### Work request
Below are some records. Return exactly the lines from the one with "Worked calculation: Ewald" to the one with "0.000000 | 0.000000 |", and nothing else.

### Stored data
BEGIN

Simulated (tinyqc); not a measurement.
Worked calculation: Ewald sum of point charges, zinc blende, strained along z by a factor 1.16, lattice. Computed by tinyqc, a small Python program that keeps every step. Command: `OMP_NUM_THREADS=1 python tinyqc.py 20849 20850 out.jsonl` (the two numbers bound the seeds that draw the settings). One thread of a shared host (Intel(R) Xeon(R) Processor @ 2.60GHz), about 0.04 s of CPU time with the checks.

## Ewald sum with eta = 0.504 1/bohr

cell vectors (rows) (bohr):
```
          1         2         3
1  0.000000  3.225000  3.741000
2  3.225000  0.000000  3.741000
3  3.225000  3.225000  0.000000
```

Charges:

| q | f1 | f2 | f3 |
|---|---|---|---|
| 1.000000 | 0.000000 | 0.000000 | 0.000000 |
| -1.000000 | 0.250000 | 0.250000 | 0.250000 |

END

### Written reply
Worked calculation: Ewald sum of point charges, zinc blende, strained along z by a factor 1.16, lattice. Computed by tinyqc, a small Python program that keeps every step. Command: `OMP_NUM_THREADS=1 python tinyqc.py 20849 20850 out.jsonl` (the two numbers bound the seeds that draw the settings). One thread of a shared host (Intel(R) Xeon(R) Processor @ 2.60GHz), about 0.04 s of CPU time with the checks.

## Ewald sum with eta = 0.504 1/bohr

cell vectors (rows) (bohr):
```
          1         2         3
1  0.000000  3.225000  3.741000
2  3.225000  0.000000  3.741000
3  3.225000  3.225000  0.000000
```

Charges:

| q | f1 | f2 | f3 |
|---|---|---|---|
| 1.000000 | 0.000000 | 0.000000 | 0.000000 |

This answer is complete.